• Work item
Nothing in the listing should differ in your copy; retype it all exactly.

• Records supplied

▼

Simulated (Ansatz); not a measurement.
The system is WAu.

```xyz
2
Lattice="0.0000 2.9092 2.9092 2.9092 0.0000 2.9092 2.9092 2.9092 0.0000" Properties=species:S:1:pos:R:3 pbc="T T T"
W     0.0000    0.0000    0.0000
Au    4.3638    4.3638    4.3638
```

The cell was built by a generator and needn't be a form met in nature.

▲

• Answer area
Simulated (Ansatz); not a measurement.
The system is WAu.

```xyz
2
Lattice="0.0000 2.9092 2.9092 2.9092 0.0000 2.9092 2.9092 2.9092 0.0000" Properties=species:S:1:pos:R:3 pbc="T T T"
W     0.0000    0.0000    0.0000
Au    4.3638    4.3638    4.3638
```

The cell was built by a generator and needn't be a form met in nature.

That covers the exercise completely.